○ ○ ○ ○ ○
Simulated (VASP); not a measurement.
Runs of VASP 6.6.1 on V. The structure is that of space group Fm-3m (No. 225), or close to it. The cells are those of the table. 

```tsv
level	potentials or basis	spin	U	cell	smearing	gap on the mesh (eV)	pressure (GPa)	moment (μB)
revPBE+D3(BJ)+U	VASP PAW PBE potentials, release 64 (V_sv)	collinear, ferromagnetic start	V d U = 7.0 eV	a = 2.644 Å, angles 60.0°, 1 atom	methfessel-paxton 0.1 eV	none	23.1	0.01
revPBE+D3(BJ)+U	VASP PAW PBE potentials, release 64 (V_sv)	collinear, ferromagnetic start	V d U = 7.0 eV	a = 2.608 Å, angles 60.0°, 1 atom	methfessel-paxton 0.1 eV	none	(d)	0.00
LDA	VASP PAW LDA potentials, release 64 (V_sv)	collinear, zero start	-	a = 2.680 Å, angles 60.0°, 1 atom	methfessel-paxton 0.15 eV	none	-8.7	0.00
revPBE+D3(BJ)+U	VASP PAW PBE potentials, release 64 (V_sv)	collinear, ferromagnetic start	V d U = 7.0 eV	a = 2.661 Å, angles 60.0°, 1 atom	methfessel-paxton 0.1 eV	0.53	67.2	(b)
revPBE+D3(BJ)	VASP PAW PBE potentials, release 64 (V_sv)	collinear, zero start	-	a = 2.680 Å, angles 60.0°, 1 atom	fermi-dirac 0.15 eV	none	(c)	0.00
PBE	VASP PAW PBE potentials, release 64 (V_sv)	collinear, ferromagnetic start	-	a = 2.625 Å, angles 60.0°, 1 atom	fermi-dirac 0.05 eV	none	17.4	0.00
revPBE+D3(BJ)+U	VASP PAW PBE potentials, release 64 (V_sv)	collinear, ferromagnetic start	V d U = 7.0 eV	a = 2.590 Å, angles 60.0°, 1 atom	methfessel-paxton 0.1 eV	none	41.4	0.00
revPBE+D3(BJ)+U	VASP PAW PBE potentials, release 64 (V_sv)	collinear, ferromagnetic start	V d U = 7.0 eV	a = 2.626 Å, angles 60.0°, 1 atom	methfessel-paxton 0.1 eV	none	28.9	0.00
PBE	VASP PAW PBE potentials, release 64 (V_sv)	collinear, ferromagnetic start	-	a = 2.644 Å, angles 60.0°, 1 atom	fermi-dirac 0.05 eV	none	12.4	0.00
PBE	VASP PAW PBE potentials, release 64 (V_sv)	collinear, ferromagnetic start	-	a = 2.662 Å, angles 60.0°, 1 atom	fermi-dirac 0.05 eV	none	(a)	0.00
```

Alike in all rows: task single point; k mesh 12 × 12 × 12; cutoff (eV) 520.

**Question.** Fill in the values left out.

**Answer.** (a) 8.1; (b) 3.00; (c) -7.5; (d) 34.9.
○ ○ ○ ○ ○

Output exactly the lines of the material above from the one containing "Alike in all" up to and including the one containing "values left out.".

EXERCISE OUTPUT ->
Alike in all rows: task single point; k mesh 12 × 12 × 12; cutoff (eV) 520.

**Question.** Fill in the values left out.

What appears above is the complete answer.